## Dataset records
.....

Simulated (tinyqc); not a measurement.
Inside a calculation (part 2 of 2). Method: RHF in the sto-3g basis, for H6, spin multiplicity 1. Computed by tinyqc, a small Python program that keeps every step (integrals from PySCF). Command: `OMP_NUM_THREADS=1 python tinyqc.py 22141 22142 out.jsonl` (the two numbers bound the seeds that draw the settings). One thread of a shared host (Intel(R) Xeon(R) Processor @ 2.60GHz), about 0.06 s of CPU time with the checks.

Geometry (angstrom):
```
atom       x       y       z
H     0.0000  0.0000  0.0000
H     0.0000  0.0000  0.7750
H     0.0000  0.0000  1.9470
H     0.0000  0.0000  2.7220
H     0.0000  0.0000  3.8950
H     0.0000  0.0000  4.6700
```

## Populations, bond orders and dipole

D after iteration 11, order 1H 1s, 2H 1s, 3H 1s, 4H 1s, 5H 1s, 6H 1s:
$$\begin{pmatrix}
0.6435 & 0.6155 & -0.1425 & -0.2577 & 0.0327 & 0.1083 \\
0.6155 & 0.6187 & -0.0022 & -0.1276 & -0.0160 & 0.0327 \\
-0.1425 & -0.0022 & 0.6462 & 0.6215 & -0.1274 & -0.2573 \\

.....

Copy out each entry above with no deviation.

Simulated (tinyqc); not a measurement.
Inside a calculation (part 2 of 2). Method: RHF in the sto-3g basis, for H6, spin multiplicity 1. Computed by tinyqc, a small Python program that keeps every step (integrals from PySCF). Command: `OMP_NUM_THREADS=1 python tinyqc.py 22141 22142 out.jsonl` (the two numbers bound the seeds that draw the settings). One thread of a shared host (Intel(R) Xeon(R) Processor @ 2.60GHz), about 0.06 s of CPU time with the checks.

Geometry (angstrom):
```
atom       x       y       z
H     0.0000  0.0000  0.0000
H     0.0000  0.0000  0.7750
H     0.0000  0.0000  1.9470
H     0.0000  0.0000  2.7220
H     0.0000  0.0000  3.8950
H     0.0000  0.0000  4.6700
```

## Populations, bond orders and dipole

D after iteration 11, order 1H 1s, 2H 1s, 3H 1s, 4H 1s, 5H 1s, 6H 1s:
$$\begin{pmatrix}
0.6435 & 0.6155 & -0.1425 & -0.2577 & 0.0327 & 0.1083 \\
0.6155 & 0.6187 & -0.0022 & -0.1276 & -0.0160 & 0.0327 \\
-0.1425 & -0.0022 & 0.6462 & 0.6215 & -0.1274 & -0.2573 \\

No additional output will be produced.